— Task item —
Begin with the first line of the listing and quote every line through the one containing "Periodic cell of"; give only those lines.

— Supplied material —
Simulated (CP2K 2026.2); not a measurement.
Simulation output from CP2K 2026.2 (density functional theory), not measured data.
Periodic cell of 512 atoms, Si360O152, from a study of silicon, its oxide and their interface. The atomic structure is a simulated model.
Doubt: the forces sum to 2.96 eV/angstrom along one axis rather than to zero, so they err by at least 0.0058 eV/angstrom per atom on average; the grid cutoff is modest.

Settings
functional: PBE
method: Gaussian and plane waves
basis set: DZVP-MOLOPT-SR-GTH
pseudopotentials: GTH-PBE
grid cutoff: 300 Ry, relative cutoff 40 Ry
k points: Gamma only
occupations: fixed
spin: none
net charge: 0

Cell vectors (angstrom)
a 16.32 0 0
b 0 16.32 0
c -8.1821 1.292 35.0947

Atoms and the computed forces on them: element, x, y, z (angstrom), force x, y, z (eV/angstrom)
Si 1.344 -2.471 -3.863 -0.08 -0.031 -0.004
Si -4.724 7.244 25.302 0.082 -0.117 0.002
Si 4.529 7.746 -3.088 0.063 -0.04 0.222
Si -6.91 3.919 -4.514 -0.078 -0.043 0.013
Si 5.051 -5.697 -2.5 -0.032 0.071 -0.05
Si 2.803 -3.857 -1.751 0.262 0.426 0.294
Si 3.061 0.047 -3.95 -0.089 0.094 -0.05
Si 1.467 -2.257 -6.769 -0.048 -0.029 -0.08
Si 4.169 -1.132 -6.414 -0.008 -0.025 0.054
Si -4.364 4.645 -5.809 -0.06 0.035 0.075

— Answer box —
Simulated (CP2K 2026.2); not a measurement.
Simulation output from CP2K 2026.2 (density functional theory), not measured data.
Periodic cell of 512 atoms, Si360O152, from a study of silicon, its oxide and their interface. The atomic structure is a simulated model.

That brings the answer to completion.